#### [Work order]
In the records below, find the line that contains "These files were" and the line that contains "Caveat: the cell". Set down exactly those lines and every line between them, and nothing more.

#### [Material shown]
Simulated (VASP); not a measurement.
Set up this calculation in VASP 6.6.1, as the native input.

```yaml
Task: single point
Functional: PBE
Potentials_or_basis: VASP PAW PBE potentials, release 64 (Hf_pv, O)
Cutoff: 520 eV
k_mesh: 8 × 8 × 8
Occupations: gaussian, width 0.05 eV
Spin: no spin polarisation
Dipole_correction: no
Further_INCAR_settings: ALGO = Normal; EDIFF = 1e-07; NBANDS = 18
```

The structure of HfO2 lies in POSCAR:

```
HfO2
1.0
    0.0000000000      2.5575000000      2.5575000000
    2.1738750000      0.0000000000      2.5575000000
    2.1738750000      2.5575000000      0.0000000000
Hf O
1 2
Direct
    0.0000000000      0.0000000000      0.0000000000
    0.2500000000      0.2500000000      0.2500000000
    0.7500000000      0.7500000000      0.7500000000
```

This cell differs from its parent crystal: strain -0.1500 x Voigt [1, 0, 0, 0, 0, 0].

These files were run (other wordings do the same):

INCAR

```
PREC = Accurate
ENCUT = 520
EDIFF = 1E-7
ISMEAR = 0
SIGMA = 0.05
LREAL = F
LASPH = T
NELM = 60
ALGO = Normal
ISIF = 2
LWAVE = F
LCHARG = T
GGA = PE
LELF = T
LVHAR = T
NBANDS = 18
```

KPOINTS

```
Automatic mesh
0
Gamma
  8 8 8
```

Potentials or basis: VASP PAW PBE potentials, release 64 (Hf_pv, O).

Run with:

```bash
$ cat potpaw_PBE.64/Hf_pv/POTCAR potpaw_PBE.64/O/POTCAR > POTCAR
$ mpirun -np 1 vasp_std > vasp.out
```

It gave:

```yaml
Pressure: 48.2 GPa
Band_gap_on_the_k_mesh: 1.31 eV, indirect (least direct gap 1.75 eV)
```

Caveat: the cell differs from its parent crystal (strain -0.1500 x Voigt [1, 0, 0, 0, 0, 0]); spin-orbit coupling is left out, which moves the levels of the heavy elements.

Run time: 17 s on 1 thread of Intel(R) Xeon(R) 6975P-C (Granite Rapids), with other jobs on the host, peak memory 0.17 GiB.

#### [Exercise response]
These files were run (other wordings do the same):

INCAR

```
PREC = Accurate
ENCUT = 520
EDIFF = 1E-7
ISMEAR = 0
SIGMA = 0.05
LREAL = F
LASPH = T
NELM = 60
ALGO = Normal
ISIF = 2
LWAVE = F
LCHARG = T
GGA = PE
LELF = T
LVHAR = T
NBANDS = 18
```

KPOINTS

```
Automatic mesh
0
Gamma
  8 8 8
```

Potentials or basis: VASP PAW PBE potentials, release 64 (Hf_pv, O).

Run with:

```bash
$ cat potpaw_PBE.64/Hf_pv/POTCAR potpaw_PBE.64/O/POTCAR > POTCAR
$ mpirun -np 1 vasp_std > vasp.out
```

It gave:

```yaml
Pressure: 48.2 GPa
Band_gap_on_the_k_mesh: 1.31 eV, indirect (least direct gap 1.75 eV)
```

Caveat: the cell differs from its parent crystal (strain -0.1500 x Voigt [1, 0, 0, 0, 0, 0]); spin-orbit coupling is left out, which moves the levels of the heavy elements.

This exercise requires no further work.